════════════════════

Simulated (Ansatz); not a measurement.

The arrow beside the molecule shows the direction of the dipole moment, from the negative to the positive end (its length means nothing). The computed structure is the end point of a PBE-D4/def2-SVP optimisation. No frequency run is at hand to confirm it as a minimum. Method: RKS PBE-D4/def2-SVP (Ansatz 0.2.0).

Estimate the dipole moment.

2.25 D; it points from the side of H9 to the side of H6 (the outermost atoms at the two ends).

════════════════════

Please make an exact copy of the entries, down to the last character.

▸ TASK SOLUTION:
Simulated (Ansatz); not a measurement.

The arrow beside the molecule shows the direction of the dipole moment, from the negative to the positive end (its length means nothing). The computed structure is the end point of a PBE-D4/def2-SVP optimisation. No frequency run is at hand to confirm it as a minimum. Method: RKS PBE-D4/def2-SVP (Ansatz 0.2.0).

Estimate the dipole moment.

2.25 D; it points from the side of H9 to the side of H6 (the outermost atoms at the two ends).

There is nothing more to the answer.